Material shown>
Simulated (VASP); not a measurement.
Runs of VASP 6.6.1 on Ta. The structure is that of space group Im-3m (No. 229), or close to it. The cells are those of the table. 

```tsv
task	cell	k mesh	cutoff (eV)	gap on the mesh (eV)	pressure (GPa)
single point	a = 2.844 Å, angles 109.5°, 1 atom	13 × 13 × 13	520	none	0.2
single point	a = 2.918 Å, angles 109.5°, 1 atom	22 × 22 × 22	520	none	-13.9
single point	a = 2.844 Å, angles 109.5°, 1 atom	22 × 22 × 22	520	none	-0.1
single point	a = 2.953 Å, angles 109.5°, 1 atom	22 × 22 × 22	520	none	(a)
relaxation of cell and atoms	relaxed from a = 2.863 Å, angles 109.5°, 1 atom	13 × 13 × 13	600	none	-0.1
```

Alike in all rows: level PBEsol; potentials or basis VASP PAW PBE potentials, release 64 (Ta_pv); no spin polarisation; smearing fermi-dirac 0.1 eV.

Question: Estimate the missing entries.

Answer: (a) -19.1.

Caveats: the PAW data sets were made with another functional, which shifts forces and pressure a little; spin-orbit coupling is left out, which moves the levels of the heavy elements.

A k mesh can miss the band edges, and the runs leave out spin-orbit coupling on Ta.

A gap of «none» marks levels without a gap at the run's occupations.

Work task> Repeat the entries verbatim through the line with "A k mesh can".

Answer area>
Simulated (VASP); not a measurement.
Runs of VASP 6.6.1 on Ta. The structure is that of space group Im-3m (No. 229), or close to it. The cells are those of the table. 

```tsv
task	cell	k mesh	cutoff (eV)	gap on the mesh (eV)	pressure (GPa)
single point	a = 2.844 Å, angles 109.5°, 1 atom	13 × 13 × 13	520	none	0.2
single point	a = 2.918 Å, angles 109.5°, 1 atom	22 × 22 × 22	520	none	-13.9
single point	a = 2.844 Å, angles 109.5°, 1 atom	22 × 22 × 22	520	none	-0.1
single point	a = 2.953 Å, angles 109.5°, 1 atom	22 × 22 × 22	520	none	(a)
relaxation of cell and atoms	relaxed from a = 2.863 Å, angles 109.5°, 1 atom	13 × 13 × 13	600	none	-0.1
```

Alike in all rows: level PBEsol; potentials or basis VASP PAW PBE potentials, release 64 (Ta_pv); no spin polarisation; smearing fermi-dirac 0.1 eV.

Question: Estimate the missing entries.

Answer: (a) -19.1.

Caveats: the PAW data sets were made with another functional, which shifts forces and pressure a little; spin-orbit coupling is left out, which moves the levels of the heavy elements.

A k mesh can miss the band edges, and the runs leave out spin-orbit coupling on Ta.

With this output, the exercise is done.